Action item = Please output the data exactly, without omitting anything.

==== Provided information

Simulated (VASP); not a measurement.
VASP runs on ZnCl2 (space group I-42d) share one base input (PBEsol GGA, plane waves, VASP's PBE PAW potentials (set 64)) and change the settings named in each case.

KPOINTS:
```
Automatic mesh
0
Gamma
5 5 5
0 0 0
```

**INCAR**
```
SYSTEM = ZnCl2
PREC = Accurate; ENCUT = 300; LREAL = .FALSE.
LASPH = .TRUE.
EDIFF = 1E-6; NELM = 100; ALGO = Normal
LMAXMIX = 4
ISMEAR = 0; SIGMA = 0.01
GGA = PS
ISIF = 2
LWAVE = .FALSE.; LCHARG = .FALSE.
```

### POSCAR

========

Exercise response =
Simulated (VASP); not a measurement.
VASP runs on ZnCl2 (space group I-42d) share one base input (PBEsol GGA, plane waves, VASP's PBE PAW potentials (set 64)) and change the settings named in each case.

KPOINTS:
```
Automatic mesh
0
Gamma
5 5 5
0 0 0
```

**INCAR**
```
SYSTEM = ZnCl2
PREC = Accurate; ENCUT = 300; LREAL = .FALSE.
LASPH = .TRUE.
EDIFF = 1E-6; NELM = 100; ALGO = Normal
LMAXMIX = 4
ISMEAR = 0; SIGMA = 0.01
GGA = PS
ISIF = 2
LWAVE = .FALSE.; LCHARG = .FALSE.
```

### POSCAR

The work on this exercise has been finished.